TASK ITEM -> Please copy, exactly as they appear below, the lines from the one containing "0.273 | -0.814 |" through the one containing "0.225 | -0.657 |".

'''

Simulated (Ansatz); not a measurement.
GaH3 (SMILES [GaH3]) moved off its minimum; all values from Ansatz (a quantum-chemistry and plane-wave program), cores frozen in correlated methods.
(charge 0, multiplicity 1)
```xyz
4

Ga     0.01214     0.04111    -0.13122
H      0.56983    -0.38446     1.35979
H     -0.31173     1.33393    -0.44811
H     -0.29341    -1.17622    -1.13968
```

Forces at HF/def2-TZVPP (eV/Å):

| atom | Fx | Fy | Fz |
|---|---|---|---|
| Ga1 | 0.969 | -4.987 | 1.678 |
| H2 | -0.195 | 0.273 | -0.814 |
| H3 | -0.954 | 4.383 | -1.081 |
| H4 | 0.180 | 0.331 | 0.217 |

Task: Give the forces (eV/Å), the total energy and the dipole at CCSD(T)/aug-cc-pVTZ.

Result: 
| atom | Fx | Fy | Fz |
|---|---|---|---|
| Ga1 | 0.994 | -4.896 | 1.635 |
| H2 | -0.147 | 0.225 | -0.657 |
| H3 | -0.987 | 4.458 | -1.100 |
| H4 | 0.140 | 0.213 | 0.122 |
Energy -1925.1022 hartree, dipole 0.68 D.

'''

EXERCISE RESULT ->
| H2 | -0.195 | 0.273 | -0.814 |
| H3 | -0.954 | 4.383 | -1.081 |
| H4 | 0.180 | 0.331 | 0.217 |

Task: Give the forces (eV/Å), the total energy and the dipole at CCSD(T)/aug-cc-pVTZ.

Result: 
| atom | Fx | Fy | Fz |
|---|---|---|---|
| Ga1 | 0.994 | -4.896 | 1.635 |
| H2 | -0.147 | 0.225 | -0.657 |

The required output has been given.